### Assignment
Return only what lies between the first line of the entries and the line containing "Find the oscillator", both lines included.

+++ Dataset records +++
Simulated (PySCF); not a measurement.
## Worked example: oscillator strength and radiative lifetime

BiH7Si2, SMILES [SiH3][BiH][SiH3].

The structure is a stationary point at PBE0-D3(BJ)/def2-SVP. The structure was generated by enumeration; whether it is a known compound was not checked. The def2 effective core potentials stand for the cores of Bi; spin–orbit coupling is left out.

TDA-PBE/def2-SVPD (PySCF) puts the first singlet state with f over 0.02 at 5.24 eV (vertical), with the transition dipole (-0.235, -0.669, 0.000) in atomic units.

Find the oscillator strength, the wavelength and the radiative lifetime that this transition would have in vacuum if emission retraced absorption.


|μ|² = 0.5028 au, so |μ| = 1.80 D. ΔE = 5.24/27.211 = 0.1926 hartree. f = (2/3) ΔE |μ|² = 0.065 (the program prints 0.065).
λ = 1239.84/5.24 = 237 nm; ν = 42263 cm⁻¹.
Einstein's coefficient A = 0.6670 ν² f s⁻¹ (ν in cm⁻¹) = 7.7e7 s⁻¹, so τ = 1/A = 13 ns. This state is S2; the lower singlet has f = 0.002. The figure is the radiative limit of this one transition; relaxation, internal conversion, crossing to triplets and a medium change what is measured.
+++

### Problem solution
Simulated (PySCF); not a measurement.
## Worked example: oscillator strength and radiative lifetime

BiH7Si2, SMILES [SiH3][BiH][SiH3].

The structure is a stationary point at PBE0-D3(BJ)/def2-SVP. The structure was generated by enumeration; whether it is a known compound was not checked. The def2 effective core potentials stand for the cores of Bi; spin–orbit coupling is left out.

TDA-PBE/def2-SVPD (PySCF) puts the first singlet state with f over 0.02 at 5.24 eV (vertical), with the transition dipole (-0.235, -0.669, 0.000) in atomic units.

Find the oscillator strength, the wavelength and the radiative lifetime that this transition would have in vacuum if emission retraced absorption.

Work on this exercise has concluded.